*Dataset content*:

· · · · ·

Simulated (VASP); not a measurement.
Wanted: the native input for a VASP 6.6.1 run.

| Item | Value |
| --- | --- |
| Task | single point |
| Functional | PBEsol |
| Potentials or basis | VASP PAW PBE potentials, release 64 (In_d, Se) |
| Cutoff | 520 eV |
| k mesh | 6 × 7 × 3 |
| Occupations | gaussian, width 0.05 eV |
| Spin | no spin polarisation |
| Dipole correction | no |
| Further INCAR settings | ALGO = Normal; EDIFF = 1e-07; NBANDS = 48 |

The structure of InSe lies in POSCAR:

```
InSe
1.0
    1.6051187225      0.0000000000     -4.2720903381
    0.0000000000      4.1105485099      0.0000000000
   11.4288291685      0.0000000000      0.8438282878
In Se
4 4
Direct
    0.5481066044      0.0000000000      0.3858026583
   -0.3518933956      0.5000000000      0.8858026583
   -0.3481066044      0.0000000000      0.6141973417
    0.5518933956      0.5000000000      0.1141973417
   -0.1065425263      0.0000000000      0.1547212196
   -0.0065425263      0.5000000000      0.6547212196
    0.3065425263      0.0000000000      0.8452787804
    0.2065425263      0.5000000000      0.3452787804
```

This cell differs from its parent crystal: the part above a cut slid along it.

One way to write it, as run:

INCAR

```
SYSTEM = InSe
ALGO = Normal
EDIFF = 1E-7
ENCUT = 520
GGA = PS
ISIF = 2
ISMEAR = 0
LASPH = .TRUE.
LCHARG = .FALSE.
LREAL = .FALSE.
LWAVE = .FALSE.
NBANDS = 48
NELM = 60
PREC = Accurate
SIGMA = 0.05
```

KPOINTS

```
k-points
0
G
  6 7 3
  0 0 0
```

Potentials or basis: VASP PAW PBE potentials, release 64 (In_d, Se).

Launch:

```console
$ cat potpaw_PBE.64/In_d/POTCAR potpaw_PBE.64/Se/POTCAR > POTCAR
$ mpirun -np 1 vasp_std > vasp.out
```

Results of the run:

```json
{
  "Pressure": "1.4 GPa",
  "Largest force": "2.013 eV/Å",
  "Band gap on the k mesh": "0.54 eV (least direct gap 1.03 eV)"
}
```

· · · · ·

*Action item*: What do the lines above say from the one containing "Functional | PBEsol |" down to the one containing "One way to write"? Return them exactly, both end lines included, and only them.

*Response*:
| Functional | PBEsol |
| Potentials or basis | VASP PAW PBE potentials, release 64 (In_d, Se) |
| Cutoff | 520 eV |
| k mesh | 6 × 7 × 3 |
| Occupations | gaussian, width 0.05 eV |
| Spin | no spin polarisation |
| Dipole correction | no |
| Further INCAR settings | ALGO = Normal; EDIFF = 1e-07; NBANDS = 48 |

The structure of InSe lies in POSCAR:

```
InSe
1.0
    1.6051187225      0.0000000000     -4.2720903381
    0.0000000000      4.1105485099      0.0000000000
   11.4288291685      0.0000000000      0.8438282878
In Se
4 4
Direct
    0.5481066044      0.0000000000      0.3858026583
   -0.3518933956      0.5000000000      0.8858026583
   -0.3481066044      0.0000000000      0.6141973417
    0.5518933956      0.5000000000      0.1141973417
   -0.1065425263      0.0000000000      0.1547212196
   -0.0065425263      0.5000000000      0.6547212196
    0.3065425263      0.0000000000      0.8452787804
    0.2065425263      0.5000000000      0.3452787804
```

This cell differs from its parent crystal: the part above a cut slid along it.

One way to write it, as run:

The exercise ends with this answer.